# [Work request]
Your output should be the entries below, exact in every detail.

####################
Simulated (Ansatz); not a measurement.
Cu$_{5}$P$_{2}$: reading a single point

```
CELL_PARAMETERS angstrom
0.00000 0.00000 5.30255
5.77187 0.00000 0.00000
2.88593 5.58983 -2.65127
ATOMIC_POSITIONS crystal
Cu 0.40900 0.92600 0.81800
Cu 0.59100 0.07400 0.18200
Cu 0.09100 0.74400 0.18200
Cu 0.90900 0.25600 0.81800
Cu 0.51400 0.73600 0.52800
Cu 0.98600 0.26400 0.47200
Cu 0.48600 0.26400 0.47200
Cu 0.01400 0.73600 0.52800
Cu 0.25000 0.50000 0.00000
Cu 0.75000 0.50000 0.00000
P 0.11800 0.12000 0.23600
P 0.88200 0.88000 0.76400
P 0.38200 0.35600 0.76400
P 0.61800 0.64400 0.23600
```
####################

# [Response]
Simulated (Ansatz); not a measurement.
Cu$_{5}$P$_{2}$: reading a single point

```
CELL_PARAMETERS angstrom
0.00000 0.00000 5.30255
5.77187 0.00000 0.00000
2.88593 5.58983 -2.65127
ATOMIC_POSITIONS crystal
Cu 0.40900 0.92600 0.81800
Cu 0.59100 0.07400 0.18200
Cu 0.09100 0.74400 0.18200
Cu 0.90900 0.25600 0.81800
Cu 0.51400 0.73600 0.52800
Cu 0.98600 0.26400 0.47200
Cu 0.48600 0.26400 0.47200
Cu 0.01400 0.73600 0.52800
Cu 0.25000 0.50000 0.00000
Cu 0.75000 0.50000 0.00000
P 0.11800 0.12000 0.23600
P 0.88200 0.88000 0.76400
P 0.38200 0.35600 0.76400
P 0.61800 0.64400 0.23600
```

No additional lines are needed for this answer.